■ Records shown:
--- START ---

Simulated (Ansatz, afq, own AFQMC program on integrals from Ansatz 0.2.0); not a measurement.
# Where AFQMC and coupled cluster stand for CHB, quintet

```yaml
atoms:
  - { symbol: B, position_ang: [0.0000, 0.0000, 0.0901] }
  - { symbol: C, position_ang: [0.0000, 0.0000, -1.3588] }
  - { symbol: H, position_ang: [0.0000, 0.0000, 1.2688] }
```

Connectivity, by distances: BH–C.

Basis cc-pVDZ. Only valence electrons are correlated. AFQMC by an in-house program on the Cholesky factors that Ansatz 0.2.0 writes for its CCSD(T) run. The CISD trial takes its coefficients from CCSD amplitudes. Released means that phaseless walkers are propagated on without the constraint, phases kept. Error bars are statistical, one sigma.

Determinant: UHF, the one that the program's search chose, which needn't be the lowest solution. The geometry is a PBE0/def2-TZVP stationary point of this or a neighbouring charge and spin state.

--- END ---

Exactly as written, reproduce the whole listing.

■ Written reply:
Simulated (Ansatz, afq, own AFQMC program on integrals from Ansatz 0.2.0); not a measurement.
# Where AFQMC and coupled cluster stand for CHB, quintet

```yaml
atoms:
  - { symbol: B, position_ang: [0.0000, 0.0000, 0.0901] }
  - { symbol: C, position_ang: [0.0000, 0.0000, -1.3588] }
  - { symbol: H, position_ang: [0.0000, 0.0000, 1.2688] }
```

Connectivity, by distances: BH–C.

Basis cc-pVDZ. Only valence electrons are correlated. AFQMC by an in-house program on the Cholesky factors that Ansatz 0.2.0 writes for its CCSD(T) run. The CISD trial takes its coefficients from CCSD amplitudes. Released means that phaseless walkers are propagated on without the constraint, phases kept. Error bars are statistical, one sigma.

Determinant: UHF, the one that the program's search chose, which needn't be the lowest solution. The geometry is a PBE0/def2-TZVP stationary point of this or a neighbouring charge and spin state.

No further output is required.